**Assignment:**
Please copy out the listing below in full and exactly.

**Dataset entries:**
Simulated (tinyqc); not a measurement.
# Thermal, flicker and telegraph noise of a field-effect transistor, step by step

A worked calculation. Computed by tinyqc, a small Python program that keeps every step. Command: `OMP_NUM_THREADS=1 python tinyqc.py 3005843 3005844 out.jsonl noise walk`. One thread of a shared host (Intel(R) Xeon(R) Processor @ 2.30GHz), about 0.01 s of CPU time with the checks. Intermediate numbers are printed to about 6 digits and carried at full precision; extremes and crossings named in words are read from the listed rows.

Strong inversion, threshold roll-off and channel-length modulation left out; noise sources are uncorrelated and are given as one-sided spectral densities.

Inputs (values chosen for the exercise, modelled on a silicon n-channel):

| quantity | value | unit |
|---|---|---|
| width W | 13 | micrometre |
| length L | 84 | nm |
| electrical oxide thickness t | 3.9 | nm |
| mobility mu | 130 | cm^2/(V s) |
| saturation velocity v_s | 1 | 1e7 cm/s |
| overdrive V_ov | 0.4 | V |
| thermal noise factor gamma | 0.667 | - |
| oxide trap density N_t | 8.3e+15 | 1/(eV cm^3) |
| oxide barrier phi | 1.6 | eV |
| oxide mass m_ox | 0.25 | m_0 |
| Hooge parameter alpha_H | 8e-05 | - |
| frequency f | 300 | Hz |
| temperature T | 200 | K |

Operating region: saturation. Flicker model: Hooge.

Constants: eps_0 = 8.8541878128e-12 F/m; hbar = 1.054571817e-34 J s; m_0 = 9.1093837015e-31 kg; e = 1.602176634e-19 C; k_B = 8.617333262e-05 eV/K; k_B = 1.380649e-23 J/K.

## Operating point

**Result:**
Simulated (tinyqc); not a measurement.
# Thermal, flicker and telegraph noise of a field-effect transistor, step by step

A worked calculation. Computed by tinyqc, a small Python program that keeps every step. Command: `OMP_NUM_THREADS=1 python tinyqc.py 3005843 3005844 out.jsonl noise walk`. One thread of a shared host (Intel(R) Xeon(R) Processor @ 2.30GHz), about 0.01 s of CPU time with the checks. Intermediate numbers are printed to about 6 digits and carried at full precision; extremes and crossings named in words are read from the listed rows.

Strong inversion, threshold roll-off and channel-length modulation left out; noise sources are uncorrelated and are given as one-sided spectral densities.

Inputs (values chosen for the exercise, modelled on a silicon n-channel):

| quantity | value | unit |
|---|---|---|
| width W | 13 | micrometre |
| length L | 84 | nm |
| electrical oxide thickness t | 3.9 | nm |
| mobility mu | 130 | cm^2/(V s) |
| saturation velocity v_s | 1 | 1e7 cm/s |
| overdrive V_ov | 0.4 | V |
| thermal noise factor gamma | 0.667 | - |
| oxide trap density N_t | 8.3e+15 | 1/(eV cm^3) |
| oxide barrier phi | 1.6 | eV |
| oxide mass m_ox | 0.25 | m_0 |
| Hooge parameter alpha_H | 8e-05 | - |
| frequency f | 300 | Hz |
| temperature T | 200 | K |

Operating region: saturation. Flicker model: Hooge.

Constants: eps_0 = 8.8541878128e-12 F/m; hbar = 1.054571817e-34 J s; m_0 = 9.1093837015e-31 kg; e = 1.602176634e-19 C; k_B = 8.617333262e-05 eV/K; k_B = 1.380649e-23 J/K.

## Operating point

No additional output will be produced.